TASK ITEM ▸ Somewhere below, one line contains "One launch serves" and a later line contains "against NH3 (PBE0/pcSseg-1).". Output those two lines and everything between them exactly, and nothing else.

DATASET ▸
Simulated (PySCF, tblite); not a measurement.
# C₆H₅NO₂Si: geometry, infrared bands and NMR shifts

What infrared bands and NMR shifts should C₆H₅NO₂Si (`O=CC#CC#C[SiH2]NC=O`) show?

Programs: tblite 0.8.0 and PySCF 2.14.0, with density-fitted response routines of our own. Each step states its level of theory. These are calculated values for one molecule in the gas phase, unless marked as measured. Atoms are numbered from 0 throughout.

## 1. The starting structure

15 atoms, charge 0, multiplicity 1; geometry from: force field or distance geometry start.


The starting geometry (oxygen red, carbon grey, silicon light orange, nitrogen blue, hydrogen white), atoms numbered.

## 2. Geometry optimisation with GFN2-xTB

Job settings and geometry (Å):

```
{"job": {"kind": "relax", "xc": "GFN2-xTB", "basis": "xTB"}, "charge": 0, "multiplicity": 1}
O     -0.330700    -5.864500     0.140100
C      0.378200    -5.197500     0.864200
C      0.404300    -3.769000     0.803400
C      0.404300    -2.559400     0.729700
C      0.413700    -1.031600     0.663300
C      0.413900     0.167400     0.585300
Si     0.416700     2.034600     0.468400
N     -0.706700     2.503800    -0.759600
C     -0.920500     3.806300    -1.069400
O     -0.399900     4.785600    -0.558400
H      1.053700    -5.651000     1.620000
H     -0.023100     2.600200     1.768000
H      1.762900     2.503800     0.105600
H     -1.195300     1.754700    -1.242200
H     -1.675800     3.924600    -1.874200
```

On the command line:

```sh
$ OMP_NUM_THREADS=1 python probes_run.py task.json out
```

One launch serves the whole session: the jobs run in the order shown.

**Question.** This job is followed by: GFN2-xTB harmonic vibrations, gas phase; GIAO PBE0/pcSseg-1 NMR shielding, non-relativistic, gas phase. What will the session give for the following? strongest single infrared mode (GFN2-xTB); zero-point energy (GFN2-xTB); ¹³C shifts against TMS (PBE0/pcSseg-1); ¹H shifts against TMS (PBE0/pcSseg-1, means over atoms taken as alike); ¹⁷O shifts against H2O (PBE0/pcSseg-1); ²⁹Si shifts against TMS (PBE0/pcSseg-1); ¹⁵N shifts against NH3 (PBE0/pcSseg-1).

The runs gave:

TASK ANSWER ▸
One launch serves the whole session: the jobs run in the order shown.

**Question.** This job is followed by: GFN2-xTB harmonic vibrations, gas phase; GIAO PBE0/pcSseg-1 NMR shielding, non-relativistic, gas phase. What will the session give for the following? strongest single infrared mode (GFN2-xTB); zero-point energy (GFN2-xTB); ¹³C shifts against TMS (PBE0/pcSseg-1); ¹H shifts against TMS (PBE0/pcSseg-1, means over atoms taken as alike); ¹⁷O shifts against H2O (PBE0/pcSseg-1); ²⁹Si shifts against TMS (PBE0/pcSseg-1); ¹⁵N shifts against NH3 (PBE0/pcSseg-1).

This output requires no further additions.